■ ■ ■ ■ ■

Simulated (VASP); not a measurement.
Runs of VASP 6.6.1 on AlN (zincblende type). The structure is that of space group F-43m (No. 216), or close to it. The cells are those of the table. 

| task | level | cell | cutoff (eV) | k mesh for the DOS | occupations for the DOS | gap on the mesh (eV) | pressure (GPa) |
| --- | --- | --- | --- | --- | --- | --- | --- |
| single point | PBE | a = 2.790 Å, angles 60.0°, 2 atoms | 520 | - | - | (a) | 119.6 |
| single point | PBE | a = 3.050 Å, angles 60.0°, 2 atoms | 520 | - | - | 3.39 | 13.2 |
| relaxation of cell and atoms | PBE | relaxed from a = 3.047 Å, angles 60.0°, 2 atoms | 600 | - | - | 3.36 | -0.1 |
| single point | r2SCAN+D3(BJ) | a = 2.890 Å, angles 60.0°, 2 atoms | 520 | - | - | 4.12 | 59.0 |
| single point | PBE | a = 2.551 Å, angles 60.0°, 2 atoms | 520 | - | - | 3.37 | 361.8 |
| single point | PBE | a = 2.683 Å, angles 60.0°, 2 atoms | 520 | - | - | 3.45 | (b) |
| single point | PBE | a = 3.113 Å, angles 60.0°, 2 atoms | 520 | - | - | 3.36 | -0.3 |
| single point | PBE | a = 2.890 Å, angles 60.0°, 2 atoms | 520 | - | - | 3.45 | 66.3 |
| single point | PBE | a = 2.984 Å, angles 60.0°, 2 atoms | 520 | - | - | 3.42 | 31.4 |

■ ■ ■ ■ ■

EXERCISE
Output the records above, each one exactly, with none left out.

REPLY
Simulated (VASP); not a measurement.
Runs of VASP 6.6.1 on AlN (zincblende type). The structure is that of space group F-43m (No. 216), or close to it. The cells are those of the table. 

| task | level | cell | cutoff (eV) | k mesh for the DOS | occupations for the DOS | gap on the mesh (eV) | pressure (GPa) |
| --- | --- | --- | --- | --- | --- | --- | --- |
| single point | PBE | a = 2.790 Å, angles 60.0°, 2 atoms | 520 | - | - | (a) | 119.6 |
| single point | PBE | a = 3.050 Å, angles 60.0°, 2 atoms | 520 | - | - | 3.39 | 13.2 |
| relaxation of cell and atoms | PBE | relaxed from a = 3.047 Å, angles 60.0°, 2 atoms | 600 | - | - | 3.36 | -0.1 |
| single point | r2SCAN+D3(BJ) | a = 2.890 Å, angles 60.0°, 2 atoms | 520 | - | - | 4.12 | 59.0 |
| single point | PBE | a = 2.551 Å, angles 60.0°, 2 atoms | 520 | - | - | 3.37 | 361.8 |
| single point | PBE | a = 2.683 Å, angles 60.0°, 2 atoms | 520 | - | - | 3.45 | (b) |
| single point | PBE | a = 3.113 Å, angles 60.0°, 2 atoms | 520 | - | - | 3.36 | -0.3 |
| single point | PBE | a = 2.890 Å, angles 60.0°, 2 atoms | 520 | - | - | 3.45 | 66.3 |
| single point | PBE | a = 2.984 Å, angles 60.0°, 2 atoms | 520 | - | - | 3.42 | 31.4 |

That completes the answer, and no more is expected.